**Dataset content:**
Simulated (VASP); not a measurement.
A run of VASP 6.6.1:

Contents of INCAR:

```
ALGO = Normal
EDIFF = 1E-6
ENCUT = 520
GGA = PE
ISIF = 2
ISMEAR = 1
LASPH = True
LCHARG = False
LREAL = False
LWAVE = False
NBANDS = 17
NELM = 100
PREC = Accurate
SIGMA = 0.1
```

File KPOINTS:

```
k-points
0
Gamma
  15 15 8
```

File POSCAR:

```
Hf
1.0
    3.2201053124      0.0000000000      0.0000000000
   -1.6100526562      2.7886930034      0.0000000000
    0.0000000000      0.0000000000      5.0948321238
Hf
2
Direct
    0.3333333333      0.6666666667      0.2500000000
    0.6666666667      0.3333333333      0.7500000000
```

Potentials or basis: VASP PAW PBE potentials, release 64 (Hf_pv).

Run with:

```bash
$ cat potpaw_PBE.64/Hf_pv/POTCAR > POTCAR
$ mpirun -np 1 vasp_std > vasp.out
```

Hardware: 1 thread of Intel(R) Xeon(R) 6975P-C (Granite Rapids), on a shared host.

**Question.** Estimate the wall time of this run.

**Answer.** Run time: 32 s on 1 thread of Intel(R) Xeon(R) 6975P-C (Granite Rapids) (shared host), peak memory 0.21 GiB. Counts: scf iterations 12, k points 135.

**Activity:** Within the data above, the lines from the one with "A run of VASP" to the one with "of this run." must be repeated exactly; no other line belongs in the answer.

**Exercise answer:**
A run of VASP 6.6.1:

Contents of INCAR:

```
ALGO = Normal
EDIFF = 1E-6
ENCUT = 520
GGA = PE
ISIF = 2
ISMEAR = 1
LASPH = True
LCHARG = False
LREAL = False
LWAVE = False
NBANDS = 17
NELM = 100
PREC = Accurate
SIGMA = 0.1
```

File KPOINTS:

```
k-points
0
Gamma
  15 15 8
```

File POSCAR:

```
Hf
1.0
    3.2201053124      0.0000000000      0.0000000000
   -1.6100526562      2.7886930034      0.0000000000
    0.0000000000      0.0000000000      5.0948321238
Hf
2
Direct
    0.3333333333      0.6666666667      0.2500000000
    0.6666666667      0.3333333333      0.7500000000
```

Potentials or basis: VASP PAW PBE potentials, release 64 (Hf_pv).

Run with:

```bash
$ cat potpaw_PBE.64/Hf_pv/POTCAR > POTCAR
$ mpirun -np 1 vasp_std > vasp.out
```

Hardware: 1 thread of Intel(R) Xeon(R) 6975P-C (Granite Rapids), on a shared host.

**Question.** Estimate the wall time of this run.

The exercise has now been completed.